--*--
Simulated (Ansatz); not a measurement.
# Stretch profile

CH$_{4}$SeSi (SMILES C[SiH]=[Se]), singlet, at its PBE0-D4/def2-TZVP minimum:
--*--

REQUIRED ACTION:
The answer is the full data, repeated exactly as shown.

TASK RESULT:
Simulated (Ansatz); not a measurement.
# Stretch profile

CH$_{4}$SeSi (SMILES C[SiH]=[Se]), singlet, at its PBE0-D4/def2-TZVP minimum:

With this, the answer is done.